# Task item
When the line containing "- The first" appears in the data below, begin copying there and stop only after the line containing "Is E the lowest point of the computed grid?".

# Given records

○ ○ ○

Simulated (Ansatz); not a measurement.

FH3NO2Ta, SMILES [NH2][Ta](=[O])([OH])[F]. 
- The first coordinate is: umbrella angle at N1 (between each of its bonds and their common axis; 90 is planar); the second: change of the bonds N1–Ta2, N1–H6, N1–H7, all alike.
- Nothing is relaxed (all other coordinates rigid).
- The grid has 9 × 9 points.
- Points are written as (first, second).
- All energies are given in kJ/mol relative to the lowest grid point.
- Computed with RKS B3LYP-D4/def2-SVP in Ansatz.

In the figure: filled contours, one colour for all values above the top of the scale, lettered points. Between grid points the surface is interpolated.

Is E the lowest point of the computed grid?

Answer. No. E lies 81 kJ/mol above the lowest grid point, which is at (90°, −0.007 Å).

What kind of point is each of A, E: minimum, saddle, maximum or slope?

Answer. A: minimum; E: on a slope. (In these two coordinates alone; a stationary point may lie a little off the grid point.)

○ ○ ○

# Your response
- The first coordinate is: umbrella angle at N1 (between each of its bonds and their common axis; 90 is planar); the second: change of the bonds N1–Ta2, N1–H6, N1–H7, all alike.
- Nothing is relaxed (all other coordinates rigid).
- The grid has 9 × 9 points.
- Points are written as (first, second).
- All energies are given in kJ/mol relative to the lowest grid point.
- Computed with RKS B3LYP-D4/def2-SVP in Ansatz.

In the figure: filled contours, one colour for all values above the top of the scale, lettered points. Between grid points the surface is interpolated.

Is E the lowest point of the computed grid?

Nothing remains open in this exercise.